----------

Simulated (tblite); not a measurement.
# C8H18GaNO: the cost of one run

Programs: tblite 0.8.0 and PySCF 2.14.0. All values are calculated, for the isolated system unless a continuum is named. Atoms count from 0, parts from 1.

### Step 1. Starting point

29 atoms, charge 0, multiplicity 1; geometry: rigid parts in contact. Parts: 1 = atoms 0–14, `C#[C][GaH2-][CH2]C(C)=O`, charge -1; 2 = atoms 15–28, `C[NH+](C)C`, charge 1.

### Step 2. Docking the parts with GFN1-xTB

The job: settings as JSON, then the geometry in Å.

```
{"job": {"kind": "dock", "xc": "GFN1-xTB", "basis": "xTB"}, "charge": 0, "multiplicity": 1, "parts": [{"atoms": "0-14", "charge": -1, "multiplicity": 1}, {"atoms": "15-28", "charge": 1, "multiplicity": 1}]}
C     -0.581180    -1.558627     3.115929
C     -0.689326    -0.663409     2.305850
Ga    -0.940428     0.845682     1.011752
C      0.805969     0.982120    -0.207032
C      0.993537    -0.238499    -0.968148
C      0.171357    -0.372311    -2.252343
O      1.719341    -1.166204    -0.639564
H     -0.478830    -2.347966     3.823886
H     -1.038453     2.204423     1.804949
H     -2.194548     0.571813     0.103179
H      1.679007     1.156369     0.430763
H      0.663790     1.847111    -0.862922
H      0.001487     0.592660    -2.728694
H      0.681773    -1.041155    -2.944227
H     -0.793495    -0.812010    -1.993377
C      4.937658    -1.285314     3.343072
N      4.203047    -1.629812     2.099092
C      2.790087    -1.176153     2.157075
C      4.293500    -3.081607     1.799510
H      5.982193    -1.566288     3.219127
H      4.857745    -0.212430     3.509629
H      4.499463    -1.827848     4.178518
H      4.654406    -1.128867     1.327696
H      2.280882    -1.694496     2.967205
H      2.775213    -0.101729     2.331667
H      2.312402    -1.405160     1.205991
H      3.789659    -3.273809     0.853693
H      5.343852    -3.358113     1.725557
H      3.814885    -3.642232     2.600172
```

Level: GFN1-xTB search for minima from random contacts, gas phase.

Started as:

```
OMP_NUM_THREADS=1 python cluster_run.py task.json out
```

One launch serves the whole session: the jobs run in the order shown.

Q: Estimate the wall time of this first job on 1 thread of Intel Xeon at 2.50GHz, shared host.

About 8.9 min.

----------

## Assignment
Starting at the first line of the entries above, please extract each line up to and including the line with "29 atoms, charge", unchanged, and add nothing.

## Answer section
Simulated (tblite); not a measurement.
# C8H18GaNO: the cost of one run

Programs: tblite 0.8.0 and PySCF 2.14.0. All values are calculated, for the isolated system unless a continuum is named. Atoms count from 0, parts from 1.

### Step 1. Starting point

29 atoms, charge 0, multiplicity 1; geometry: rigid parts in contact. Parts: 1 = atoms 0–14, `C#[C][GaH2-][CH2]C(C)=O`, charge -1; 2 = atoms 15–28, `C[NH+](C)C`, charge 1.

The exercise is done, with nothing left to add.